▸ Exercise:
Please output the data exactly, without omitting anything.

▸ Extracted material:
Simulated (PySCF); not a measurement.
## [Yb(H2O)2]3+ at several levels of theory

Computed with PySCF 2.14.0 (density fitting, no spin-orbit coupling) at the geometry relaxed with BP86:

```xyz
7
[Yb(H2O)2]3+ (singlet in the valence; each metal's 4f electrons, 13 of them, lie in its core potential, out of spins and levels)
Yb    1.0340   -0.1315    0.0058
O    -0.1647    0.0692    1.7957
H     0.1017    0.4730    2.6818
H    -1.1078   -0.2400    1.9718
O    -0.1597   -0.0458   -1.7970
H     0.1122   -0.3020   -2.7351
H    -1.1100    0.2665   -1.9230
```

▸ Written answer:
Simulated (PySCF); not a measurement.
## [Yb(H2O)2]3+ at several levels of theory

Computed with PySCF 2.14.0 (density fitting, no spin-orbit coupling) at the geometry relaxed with BP86:

```xyz
7
[Yb(H2O)2]3+ (singlet in the valence; each metal's 4f electrons, 13 of them, lie in its core potential, out of spins and levels)
Yb    1.0340   -0.1315    0.0058
O    -0.1647    0.0692    1.7957
H     0.1017    0.4730    2.6818
H    -1.1078   -0.2400    1.9718
O    -0.1597   -0.0458   -1.7970
H     0.1122   -0.3020   -2.7351
H    -1.1100    0.2665   -1.9230
```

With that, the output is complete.